[[ Excerpted data open ]]

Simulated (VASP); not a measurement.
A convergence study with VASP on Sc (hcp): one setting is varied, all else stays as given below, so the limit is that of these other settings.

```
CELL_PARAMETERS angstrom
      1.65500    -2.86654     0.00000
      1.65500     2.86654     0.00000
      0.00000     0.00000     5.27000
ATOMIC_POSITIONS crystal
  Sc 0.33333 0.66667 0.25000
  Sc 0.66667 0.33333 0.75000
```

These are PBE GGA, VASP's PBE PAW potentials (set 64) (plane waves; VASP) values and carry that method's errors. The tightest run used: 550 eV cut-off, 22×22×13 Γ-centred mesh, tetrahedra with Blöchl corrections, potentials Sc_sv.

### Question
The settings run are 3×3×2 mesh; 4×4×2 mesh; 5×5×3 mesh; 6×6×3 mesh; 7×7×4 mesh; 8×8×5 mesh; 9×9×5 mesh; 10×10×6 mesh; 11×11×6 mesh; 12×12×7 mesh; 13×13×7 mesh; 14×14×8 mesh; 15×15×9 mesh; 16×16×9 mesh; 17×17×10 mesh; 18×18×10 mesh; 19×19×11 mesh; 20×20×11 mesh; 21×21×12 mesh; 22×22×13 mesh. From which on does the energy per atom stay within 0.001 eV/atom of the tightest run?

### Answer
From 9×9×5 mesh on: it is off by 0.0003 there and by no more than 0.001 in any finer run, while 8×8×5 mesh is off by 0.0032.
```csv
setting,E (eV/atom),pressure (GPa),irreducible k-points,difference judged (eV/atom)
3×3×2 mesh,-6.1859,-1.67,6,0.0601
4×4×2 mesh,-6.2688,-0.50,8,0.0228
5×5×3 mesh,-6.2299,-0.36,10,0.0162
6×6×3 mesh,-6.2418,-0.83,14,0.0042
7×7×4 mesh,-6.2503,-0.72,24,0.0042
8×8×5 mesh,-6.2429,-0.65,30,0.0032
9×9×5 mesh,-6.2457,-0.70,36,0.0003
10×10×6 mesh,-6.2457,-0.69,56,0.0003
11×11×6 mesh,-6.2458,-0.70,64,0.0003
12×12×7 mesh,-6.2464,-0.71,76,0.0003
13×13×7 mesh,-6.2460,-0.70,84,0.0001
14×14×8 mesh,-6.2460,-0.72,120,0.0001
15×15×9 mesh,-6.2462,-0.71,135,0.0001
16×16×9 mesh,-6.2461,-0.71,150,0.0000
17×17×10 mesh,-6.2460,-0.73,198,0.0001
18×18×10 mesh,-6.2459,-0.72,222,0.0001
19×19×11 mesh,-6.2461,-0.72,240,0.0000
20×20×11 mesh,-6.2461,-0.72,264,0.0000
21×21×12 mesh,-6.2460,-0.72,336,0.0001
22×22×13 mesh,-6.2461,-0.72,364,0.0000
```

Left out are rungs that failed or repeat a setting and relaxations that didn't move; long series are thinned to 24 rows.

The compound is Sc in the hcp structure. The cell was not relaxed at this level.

[[ Excerpted data closed ]]

Work instruction:
All lines above from the one with "These are PBE" to the one with "### Question", inclusive, should be copied exactly, and no other lines.

Reply:
These are PBE GGA, VASP's PBE PAW potentials (set 64) (plane waves; VASP) values and carry that method's errors. The tightest run used: 550 eV cut-off, 22×22×13 Γ-centred mesh, tetrahedra with Blöchl corrections, potentials Sc_sv.

### Question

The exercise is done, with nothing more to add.